Exercise:
Every line of the data below should be retyped exactly.

#####
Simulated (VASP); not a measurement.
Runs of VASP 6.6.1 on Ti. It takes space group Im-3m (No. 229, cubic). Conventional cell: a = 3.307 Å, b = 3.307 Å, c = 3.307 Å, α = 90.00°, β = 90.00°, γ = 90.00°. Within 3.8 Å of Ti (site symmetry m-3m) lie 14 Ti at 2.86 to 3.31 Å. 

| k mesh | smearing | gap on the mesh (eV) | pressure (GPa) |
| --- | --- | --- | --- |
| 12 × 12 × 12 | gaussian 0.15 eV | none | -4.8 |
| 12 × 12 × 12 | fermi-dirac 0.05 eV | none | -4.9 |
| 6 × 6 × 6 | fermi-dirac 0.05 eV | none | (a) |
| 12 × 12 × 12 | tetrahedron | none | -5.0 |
#####

Answer section:
Simulated (VASP); not a measurement.
Runs of VASP 6.6.1 on Ti. It takes space group Im-3m (No. 229, cubic). Conventional cell: a = 3.307 Å, b = 3.307 Å, c = 3.307 Å, α = 90.00°, β = 90.00°, γ = 90.00°. Within 3.8 Å of Ti (site symmetry m-3m) lie 14 Ti at 2.86 to 3.31 Å. 

| k mesh | smearing | gap on the mesh (eV) | pressure (GPa) |
| --- | --- | --- | --- |
| 12 × 12 × 12 | gaussian 0.15 eV | none | -4.8 |
| 12 × 12 × 12 | fermi-dirac 0.05 eV | none | -4.9 |
| 6 × 6 × 6 | fermi-dirac 0.05 eV | none | (a) |
| 12 × 12 × 12 | tetrahedron | none | -5.0 |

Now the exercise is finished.